=== Section Start ===

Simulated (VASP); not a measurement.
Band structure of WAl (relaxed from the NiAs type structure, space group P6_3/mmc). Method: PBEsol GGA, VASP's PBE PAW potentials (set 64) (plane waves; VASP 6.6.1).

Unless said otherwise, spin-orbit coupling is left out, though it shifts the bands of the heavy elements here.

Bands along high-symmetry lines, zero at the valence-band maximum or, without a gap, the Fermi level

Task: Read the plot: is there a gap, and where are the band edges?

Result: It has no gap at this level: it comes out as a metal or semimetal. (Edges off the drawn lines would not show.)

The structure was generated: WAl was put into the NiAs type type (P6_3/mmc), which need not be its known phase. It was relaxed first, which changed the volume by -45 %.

=== Section End ===

BRIEF: An exact reproduction of all the records is required.

EXPECTED ANSWER:
Simulated (VASP); not a measurement.
Band structure of WAl (relaxed from the NiAs type structure, space group P6_3/mmc). Method: PBEsol GGA, VASP's PBE PAW potentials (set 64) (plane waves; VASP 6.6.1).

Unless said otherwise, spin-orbit coupling is left out, though it shifts the bands of the heavy elements here.

Bands along high-symmetry lines, zero at the valence-band maximum or, without a gap, the Fermi level

Task: Read the plot: is there a gap, and where are the band edges?

Result: It has no gap at this level: it comes out as a metal or semimetal. (Edges off the drawn lines would not show.)

The structure was generated: WAl was put into the NiAs type type (P6_3/mmc), which need not be its known phase. It was relaxed first, which changed the volume by -45 %.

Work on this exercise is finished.